◆ ACTIVITY: What you give back must match the records below word for word.

◆ RECORDS PROVIDED:
━━━━━━━━━━━━━━━━
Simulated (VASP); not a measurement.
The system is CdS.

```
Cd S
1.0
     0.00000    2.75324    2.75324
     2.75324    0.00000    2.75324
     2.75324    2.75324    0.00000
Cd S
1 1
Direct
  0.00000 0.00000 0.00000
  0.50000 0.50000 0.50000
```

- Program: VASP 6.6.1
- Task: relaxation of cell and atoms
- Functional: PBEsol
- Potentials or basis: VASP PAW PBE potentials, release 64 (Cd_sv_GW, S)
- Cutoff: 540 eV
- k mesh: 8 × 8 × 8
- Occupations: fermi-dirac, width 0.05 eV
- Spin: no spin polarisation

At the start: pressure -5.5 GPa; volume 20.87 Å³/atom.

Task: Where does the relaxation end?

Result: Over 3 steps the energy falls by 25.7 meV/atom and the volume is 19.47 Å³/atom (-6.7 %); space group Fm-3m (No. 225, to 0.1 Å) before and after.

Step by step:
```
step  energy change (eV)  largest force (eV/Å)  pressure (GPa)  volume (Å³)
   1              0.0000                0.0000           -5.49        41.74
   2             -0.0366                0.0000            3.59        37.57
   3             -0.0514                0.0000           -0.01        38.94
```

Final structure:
━━━━━━━━━━━━━━━━

◆ ANSWER SPACE:
Simulated (VASP); not a measurement.
The system is CdS.

```
Cd S
1.0
     0.00000    2.75324    2.75324
     2.75324    0.00000    2.75324
     2.75324    2.75324    0.00000
Cd S
1 1
Direct
  0.00000 0.00000 0.00000
  0.50000 0.50000 0.50000
```

- Program: VASP 6.6.1
- Task: relaxation of cell and atoms
- Functional: PBEsol
- Potentials or basis: VASP PAW PBE potentials, release 64 (Cd_sv_GW, S)
- Cutoff: 540 eV
- k mesh: 8 × 8 × 8
- Occupations: fermi-dirac, width 0.05 eV
- Spin: no spin polarisation

At the start: pressure -5.5 GPa; volume 20.87 Å³/atom.

Task: Where does the relaxation end?

Result: Over 3 steps the energy falls by 25.7 meV/atom and the volume is 19.47 Å³/atom (-6.7 %); space group Fm-3m (No. 225, to 0.1 Å) before and after.

Step by step:
```
step  energy change (eV)  largest force (eV/Å)  pressure (GPa)  volume (Å³)
   1              0.0000                0.0000           -5.49        41.74
   2             -0.0366                0.0000            3.59        37.57
   3             -0.0514                0.0000           -0.01        38.94
```

Final structure:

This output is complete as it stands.